Repeat the lines of the data exactly, from the first one through the one that contains "Ideal-gas functions of".

→ Data shown
+ + +

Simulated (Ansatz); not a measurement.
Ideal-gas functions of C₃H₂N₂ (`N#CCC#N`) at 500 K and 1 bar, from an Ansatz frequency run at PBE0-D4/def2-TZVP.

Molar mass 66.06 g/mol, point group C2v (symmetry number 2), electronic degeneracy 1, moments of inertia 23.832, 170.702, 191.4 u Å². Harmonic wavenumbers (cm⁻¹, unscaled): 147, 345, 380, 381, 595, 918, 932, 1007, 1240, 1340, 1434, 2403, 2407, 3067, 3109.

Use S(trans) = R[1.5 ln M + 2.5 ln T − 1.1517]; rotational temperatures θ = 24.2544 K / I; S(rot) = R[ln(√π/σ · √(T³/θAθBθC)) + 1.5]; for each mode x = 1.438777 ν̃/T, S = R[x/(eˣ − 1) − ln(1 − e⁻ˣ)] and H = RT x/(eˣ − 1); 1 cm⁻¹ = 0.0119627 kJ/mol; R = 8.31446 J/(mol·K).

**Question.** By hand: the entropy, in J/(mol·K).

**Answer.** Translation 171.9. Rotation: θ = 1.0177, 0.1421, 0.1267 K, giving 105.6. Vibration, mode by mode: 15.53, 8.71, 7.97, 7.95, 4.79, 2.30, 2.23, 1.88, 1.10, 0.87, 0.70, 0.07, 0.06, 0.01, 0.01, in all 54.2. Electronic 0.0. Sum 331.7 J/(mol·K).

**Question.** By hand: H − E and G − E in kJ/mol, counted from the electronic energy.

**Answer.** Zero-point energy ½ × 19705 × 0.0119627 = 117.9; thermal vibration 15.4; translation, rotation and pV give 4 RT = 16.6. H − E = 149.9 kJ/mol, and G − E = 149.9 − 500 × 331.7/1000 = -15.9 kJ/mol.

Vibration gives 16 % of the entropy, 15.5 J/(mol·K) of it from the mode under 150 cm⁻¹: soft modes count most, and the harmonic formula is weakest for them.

+ + +

→ Response area
Simulated (Ansatz); not a measurement.
Ideal-gas functions of C₃H₂N₂ (`N#CCC#N`) at 500 K and 1 bar, from an Ansatz frequency run at PBE0-D4/def2-TZVP.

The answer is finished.